(ASSIGNED TASK):
Retype all of the data without changing a single word.

(EXTRACTED DATA):
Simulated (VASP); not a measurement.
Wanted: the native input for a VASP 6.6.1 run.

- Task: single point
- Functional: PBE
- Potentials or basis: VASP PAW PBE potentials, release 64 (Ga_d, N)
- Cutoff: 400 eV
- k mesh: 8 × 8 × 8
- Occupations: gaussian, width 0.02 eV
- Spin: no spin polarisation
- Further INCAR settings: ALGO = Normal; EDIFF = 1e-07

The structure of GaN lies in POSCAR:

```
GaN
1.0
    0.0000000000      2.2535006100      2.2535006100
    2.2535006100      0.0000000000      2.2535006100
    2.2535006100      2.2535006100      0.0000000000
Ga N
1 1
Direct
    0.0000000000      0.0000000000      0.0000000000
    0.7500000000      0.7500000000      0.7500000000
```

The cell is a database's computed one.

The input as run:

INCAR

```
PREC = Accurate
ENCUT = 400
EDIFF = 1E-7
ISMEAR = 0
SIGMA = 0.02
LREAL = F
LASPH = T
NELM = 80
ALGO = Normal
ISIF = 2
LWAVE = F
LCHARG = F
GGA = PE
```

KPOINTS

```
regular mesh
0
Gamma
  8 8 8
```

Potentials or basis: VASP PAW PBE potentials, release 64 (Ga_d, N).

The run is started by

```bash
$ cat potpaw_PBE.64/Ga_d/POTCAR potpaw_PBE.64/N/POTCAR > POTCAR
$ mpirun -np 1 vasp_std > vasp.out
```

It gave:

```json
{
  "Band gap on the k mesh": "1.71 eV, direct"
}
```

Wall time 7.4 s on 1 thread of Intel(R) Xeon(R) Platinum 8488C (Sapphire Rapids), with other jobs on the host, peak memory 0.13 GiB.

(WRITTEN ANSWER):
Simulated (VASP); not a measurement.
Wanted: the native input for a VASP 6.6.1 run.

- Task: single point
- Functional: PBE
- Potentials or basis: VASP PAW PBE potentials, release 64 (Ga_d, N)
- Cutoff: 400 eV
- k mesh: 8 × 8 × 8
- Occupations: gaussian, width 0.02 eV
- Spin: no spin polarisation
- Further INCAR settings: ALGO = Normal; EDIFF = 1e-07

The structure of GaN lies in POSCAR:

```
GaN
1.0
    0.0000000000      2.2535006100      2.2535006100
    2.2535006100      0.0000000000      2.2535006100
    2.2535006100      2.2535006100      0.0000000000
Ga N
1 1
Direct
    0.0000000000      0.0000000000      0.0000000000
    0.7500000000      0.7500000000      0.7500000000
```

The cell is a database's computed one.

The input as run:

INCAR

```
PREC = Accurate
ENCUT = 400
EDIFF = 1E-7
ISMEAR = 0
SIGMA = 0.02
LREAL = F
LASPH = T
NELM = 80
ALGO = Normal
ISIF = 2
LWAVE = F
LCHARG = F
GGA = PE
```

KPOINTS

```
regular mesh
0
Gamma
  8 8 8
```

Potentials or basis: VASP PAW PBE potentials, release 64 (Ga_d, N).

The run is started by

```bash
$ cat potpaw_PBE.64/Ga_d/POTCAR potpaw_PBE.64/N/POTCAR > POTCAR
$ mpirun -np 1 vasp_std > vasp.out
```

It gave:

```json
{
  "Band gap on the k mesh": "1.71 eV, direct"
}
```

Wall time 7.4 s on 1 thread of Intel(R) Xeon(R) Platinum 8488C (Sapphire Rapids), with other jobs on the host, peak memory 0.13 GiB.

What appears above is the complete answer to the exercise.